**ACTIVITY**
Start with the first line of the material. Repeat each line exactly through the one that contains "The gap is indirect, 7.21".

=-=-=-=-=
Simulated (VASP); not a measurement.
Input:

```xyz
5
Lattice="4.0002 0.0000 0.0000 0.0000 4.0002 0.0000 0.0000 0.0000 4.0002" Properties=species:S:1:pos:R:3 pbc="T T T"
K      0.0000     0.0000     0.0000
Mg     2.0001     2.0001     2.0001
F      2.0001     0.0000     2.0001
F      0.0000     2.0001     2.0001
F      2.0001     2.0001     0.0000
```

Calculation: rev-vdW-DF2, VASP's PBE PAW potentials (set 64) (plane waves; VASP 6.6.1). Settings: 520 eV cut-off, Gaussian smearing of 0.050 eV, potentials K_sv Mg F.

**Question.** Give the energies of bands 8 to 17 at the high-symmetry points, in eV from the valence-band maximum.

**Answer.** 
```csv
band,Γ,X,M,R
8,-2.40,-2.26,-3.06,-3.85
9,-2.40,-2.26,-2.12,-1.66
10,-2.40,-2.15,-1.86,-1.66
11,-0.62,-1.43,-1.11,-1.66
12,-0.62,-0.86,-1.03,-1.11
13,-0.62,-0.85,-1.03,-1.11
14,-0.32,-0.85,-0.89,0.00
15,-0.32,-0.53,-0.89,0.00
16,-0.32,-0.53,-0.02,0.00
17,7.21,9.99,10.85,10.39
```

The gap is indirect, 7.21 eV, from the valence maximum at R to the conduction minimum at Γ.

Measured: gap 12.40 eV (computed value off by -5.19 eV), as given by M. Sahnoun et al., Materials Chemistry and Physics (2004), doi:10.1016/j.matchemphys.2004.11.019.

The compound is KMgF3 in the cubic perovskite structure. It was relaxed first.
=-=-=-=-=

**EXERCISE SOLUTION**
Simulated (VASP); not a measurement.
Input:

```xyz
5
Lattice="4.0002 0.0000 0.0000 0.0000 4.0002 0.0000 0.0000 0.0000 4.0002" Properties=species:S:1:pos:R:3 pbc="T T T"
K      0.0000     0.0000     0.0000
Mg     2.0001     2.0001     2.0001
F      2.0001     0.0000     2.0001
F      0.0000     2.0001     2.0001
F      2.0001     2.0001     0.0000
```

Calculation: rev-vdW-DF2, VASP's PBE PAW potentials (set 64) (plane waves; VASP 6.6.1). Settings: 520 eV cut-off, Gaussian smearing of 0.050 eV, potentials K_sv Mg F.

**Question.** Give the energies of bands 8 to 17 at the high-symmetry points, in eV from the valence-band maximum.

**Answer.** 
```csv
band,Γ,X,M,R
8,-2.40,-2.26,-3.06,-3.85
9,-2.40,-2.26,-2.12,-1.66
10,-2.40,-2.15,-1.86,-1.66
11,-0.62,-1.43,-1.11,-1.66
12,-0.62,-0.86,-1.03,-1.11
13,-0.62,-0.85,-1.03,-1.11
14,-0.32,-0.85,-0.89,0.00
15,-0.32,-0.53,-0.89,0.00
16,-0.32,-0.53,-0.02,0.00
17,7.21,9.99,10.85,10.39
```

The gap is indirect, 7.21 eV, from the valence maximum at R to the conduction minimum at Γ.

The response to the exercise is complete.